START LISTED ENTRIES

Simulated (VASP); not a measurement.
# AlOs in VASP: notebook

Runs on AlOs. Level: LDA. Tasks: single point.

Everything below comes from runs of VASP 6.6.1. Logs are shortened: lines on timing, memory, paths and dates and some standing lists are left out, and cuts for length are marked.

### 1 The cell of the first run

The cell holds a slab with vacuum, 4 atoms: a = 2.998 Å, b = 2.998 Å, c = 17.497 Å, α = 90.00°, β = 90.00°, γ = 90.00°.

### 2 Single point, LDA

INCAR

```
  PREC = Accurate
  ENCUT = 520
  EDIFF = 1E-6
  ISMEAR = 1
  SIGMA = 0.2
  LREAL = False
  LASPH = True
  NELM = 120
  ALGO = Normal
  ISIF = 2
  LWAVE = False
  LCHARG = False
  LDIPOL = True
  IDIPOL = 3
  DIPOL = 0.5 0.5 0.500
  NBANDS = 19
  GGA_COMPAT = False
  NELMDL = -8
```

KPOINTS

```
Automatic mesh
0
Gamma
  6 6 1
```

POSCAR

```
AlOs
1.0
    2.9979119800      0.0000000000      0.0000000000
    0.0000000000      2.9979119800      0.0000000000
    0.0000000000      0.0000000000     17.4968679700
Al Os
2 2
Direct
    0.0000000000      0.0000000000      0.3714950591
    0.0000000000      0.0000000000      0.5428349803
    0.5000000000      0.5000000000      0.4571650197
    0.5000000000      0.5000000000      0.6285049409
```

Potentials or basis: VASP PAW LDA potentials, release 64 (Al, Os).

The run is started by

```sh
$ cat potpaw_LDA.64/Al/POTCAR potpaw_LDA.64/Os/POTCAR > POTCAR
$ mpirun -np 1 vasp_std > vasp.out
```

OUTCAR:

END LISTED ENTRIES

EXERCISE >> Reproduce the records above exactly, from the first line to the line that holds "Everything below comes", inclusive, and omit everything after it.

YOUR SOLUTION >>
Simulated (VASP); not a measurement.
# AlOs in VASP: notebook

Runs on AlOs. Level: LDA. Tasks: single point.

Everything below comes from runs of VASP 6.6.1. Logs are shortened: lines on timing, memory, paths and dates and some standing lists are left out, and cuts for length are marked.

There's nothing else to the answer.